REQUIRED ACTION –
Given the records below, would you repeat exactly the lines that begin at the one containing "Its results: band" and end at the one containing "Problem. The run", inclusive?

════════════════════

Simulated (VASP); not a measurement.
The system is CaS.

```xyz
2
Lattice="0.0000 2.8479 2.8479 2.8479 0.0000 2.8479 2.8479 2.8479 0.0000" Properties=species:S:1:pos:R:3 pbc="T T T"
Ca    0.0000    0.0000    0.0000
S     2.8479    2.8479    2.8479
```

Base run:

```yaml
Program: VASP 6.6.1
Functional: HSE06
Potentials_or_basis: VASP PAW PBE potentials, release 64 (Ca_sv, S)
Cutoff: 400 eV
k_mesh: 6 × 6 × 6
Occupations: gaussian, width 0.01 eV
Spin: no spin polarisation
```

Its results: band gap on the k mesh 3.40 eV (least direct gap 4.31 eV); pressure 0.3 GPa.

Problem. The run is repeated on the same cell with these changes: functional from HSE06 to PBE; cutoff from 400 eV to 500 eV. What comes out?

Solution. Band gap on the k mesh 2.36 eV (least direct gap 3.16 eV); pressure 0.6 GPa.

════════════════════

YOUR SOLUTION –
Its results: band gap on the k mesh 3.40 eV (least direct gap 4.31 eV); pressure 0.3 GPa.

Problem. The run is repeated on the same cell with these changes: functional from HSE06 to PBE; cutoff from 400 eV to 500 eV. What comes out?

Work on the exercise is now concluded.